Task item -
Starting at the top of the entries below, print each line exactly until the line with "Caveat: semilocal functionals" has been printed too.

The data -
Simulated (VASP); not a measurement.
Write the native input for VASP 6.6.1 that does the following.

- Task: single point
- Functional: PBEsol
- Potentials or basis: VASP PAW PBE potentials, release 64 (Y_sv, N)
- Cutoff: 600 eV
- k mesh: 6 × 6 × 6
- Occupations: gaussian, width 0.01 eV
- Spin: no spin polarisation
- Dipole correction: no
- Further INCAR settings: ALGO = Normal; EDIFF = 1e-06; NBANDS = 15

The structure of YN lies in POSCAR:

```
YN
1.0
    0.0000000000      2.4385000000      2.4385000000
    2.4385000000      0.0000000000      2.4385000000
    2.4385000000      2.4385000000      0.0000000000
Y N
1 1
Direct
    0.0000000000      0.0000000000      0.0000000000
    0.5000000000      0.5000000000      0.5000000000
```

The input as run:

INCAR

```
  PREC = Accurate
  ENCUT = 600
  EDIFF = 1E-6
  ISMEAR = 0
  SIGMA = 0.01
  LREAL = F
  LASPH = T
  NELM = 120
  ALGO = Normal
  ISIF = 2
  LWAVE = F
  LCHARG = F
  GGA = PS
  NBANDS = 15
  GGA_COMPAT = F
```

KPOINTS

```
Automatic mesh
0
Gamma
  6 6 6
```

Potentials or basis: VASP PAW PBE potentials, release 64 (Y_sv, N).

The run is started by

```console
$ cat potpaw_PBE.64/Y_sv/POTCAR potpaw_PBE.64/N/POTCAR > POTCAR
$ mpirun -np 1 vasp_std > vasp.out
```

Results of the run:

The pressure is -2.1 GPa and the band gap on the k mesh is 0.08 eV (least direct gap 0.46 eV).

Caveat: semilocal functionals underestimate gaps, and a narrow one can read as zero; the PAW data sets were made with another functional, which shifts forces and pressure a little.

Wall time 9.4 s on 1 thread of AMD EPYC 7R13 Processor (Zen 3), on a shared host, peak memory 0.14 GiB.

Your solution -
Simulated (VASP); not a measurement.
Write the native input for VASP 6.6.1 that does the following.

- Task: single point
- Functional: PBEsol
- Potentials or basis: VASP PAW PBE potentials, release 64 (Y_sv, N)
- Cutoff: 600 eV
- k mesh: 6 × 6 × 6
- Occupations: gaussian, width 0.01 eV
- Spin: no spin polarisation
- Dipole correction: no
- Further INCAR settings: ALGO = Normal; EDIFF = 1e-06; NBANDS = 15

The structure of YN lies in POSCAR:

```
YN
1.0
    0.0000000000      2.4385000000      2.4385000000
    2.4385000000      0.0000000000      2.4385000000
    2.4385000000      2.4385000000      0.0000000000
Y N
1 1
Direct
    0.0000000000      0.0000000000      0.0000000000
    0.5000000000      0.5000000000      0.5000000000
```

The input as run:

INCAR

```
  PREC = Accurate
  ENCUT = 600
  EDIFF = 1E-6
  ISMEAR = 0
  SIGMA = 0.01
  LREAL = F
  LASPH = T
  NELM = 120
  ALGO = Normal
  ISIF = 2
  LWAVE = F
  LCHARG = F
  GGA = PS
  NBANDS = 15
  GGA_COMPAT = F
```

KPOINTS

```
Automatic mesh
0
Gamma
  6 6 6
```

Potentials or basis: VASP PAW PBE potentials, release 64 (Y_sv, N).

The run is started by

```console
$ cat potpaw_PBE.64/Y_sv/POTCAR potpaw_PBE.64/N/POTCAR > POTCAR
$ mpirun -np 1 vasp_std > vasp.out
```

Results of the run:

The pressure is -2.1 GPa and the band gap on the k mesh is 0.08 eV (least direct gap 0.46 eV).

Caveat: semilocal functionals underestimate gaps, and a narrow one can read as zero; the PAW data sets were made with another functional, which shifts forces and pressure a little.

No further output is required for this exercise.